+ + + +

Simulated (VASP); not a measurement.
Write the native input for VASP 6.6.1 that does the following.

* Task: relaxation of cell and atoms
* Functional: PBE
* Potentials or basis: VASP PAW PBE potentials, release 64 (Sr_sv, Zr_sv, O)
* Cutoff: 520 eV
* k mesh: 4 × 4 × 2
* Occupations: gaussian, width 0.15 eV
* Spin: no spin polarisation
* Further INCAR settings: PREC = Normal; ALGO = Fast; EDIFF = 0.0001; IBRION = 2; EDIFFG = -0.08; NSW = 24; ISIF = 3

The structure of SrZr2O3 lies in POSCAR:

+ + + +

WORK ORDER:
Copy each record from above without leaving any out.

SOLUTION:
Simulated (VASP); not a measurement.
Write the native input for VASP 6.6.1 that does the following.

* Task: relaxation of cell and atoms
* Functional: PBE
* Potentials or basis: VASP PAW PBE potentials, release 64 (Sr_sv, Zr_sv, O)
* Cutoff: 520 eV
* k mesh: 4 × 4 × 2
* Occupations: gaussian, width 0.15 eV
* Spin: no spin polarisation
* Further INCAR settings: PREC = Normal; ALGO = Fast; EDIFF = 0.0001; IBRION = 2; EDIFFG = -0.08; NSW = 24; ISIF = 3

The structure of SrZr2O3 lies in POSCAR:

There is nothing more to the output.